Write out, word for word, every line in the data below from the one containing "Q: What pressure" to the one containing "A: 34 meV/atom.", both of them included.

%%

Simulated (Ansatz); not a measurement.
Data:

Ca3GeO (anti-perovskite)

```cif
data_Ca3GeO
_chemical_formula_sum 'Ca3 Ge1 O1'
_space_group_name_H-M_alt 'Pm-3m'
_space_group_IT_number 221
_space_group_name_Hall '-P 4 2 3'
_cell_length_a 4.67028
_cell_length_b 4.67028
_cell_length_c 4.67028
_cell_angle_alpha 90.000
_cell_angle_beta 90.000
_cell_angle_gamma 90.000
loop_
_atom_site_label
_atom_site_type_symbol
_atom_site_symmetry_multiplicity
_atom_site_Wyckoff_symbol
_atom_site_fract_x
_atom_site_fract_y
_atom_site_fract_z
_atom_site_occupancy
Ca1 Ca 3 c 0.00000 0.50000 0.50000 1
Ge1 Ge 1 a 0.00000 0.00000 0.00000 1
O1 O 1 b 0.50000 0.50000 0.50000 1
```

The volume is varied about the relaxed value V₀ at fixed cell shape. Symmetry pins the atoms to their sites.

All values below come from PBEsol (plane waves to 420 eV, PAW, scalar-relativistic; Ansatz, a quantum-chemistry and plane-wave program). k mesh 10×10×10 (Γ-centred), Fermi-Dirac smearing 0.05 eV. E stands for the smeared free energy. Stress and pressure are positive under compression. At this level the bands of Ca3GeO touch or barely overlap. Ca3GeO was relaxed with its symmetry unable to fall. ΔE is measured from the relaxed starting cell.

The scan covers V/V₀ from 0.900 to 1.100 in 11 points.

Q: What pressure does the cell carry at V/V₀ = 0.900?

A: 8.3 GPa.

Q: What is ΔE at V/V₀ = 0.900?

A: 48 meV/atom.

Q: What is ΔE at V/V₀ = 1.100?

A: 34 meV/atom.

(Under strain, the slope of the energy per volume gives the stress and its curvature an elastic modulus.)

%%

## [ANSWER SPACE]
Q: What pressure does the cell carry at V/V₀ = 0.900?

A: 8.3 GPa.

Q: What is ΔE at V/V₀ = 0.900?

A: 48 meV/atom.

Q: What is ΔE at V/V₀ = 1.100?

A: 34 meV/atom.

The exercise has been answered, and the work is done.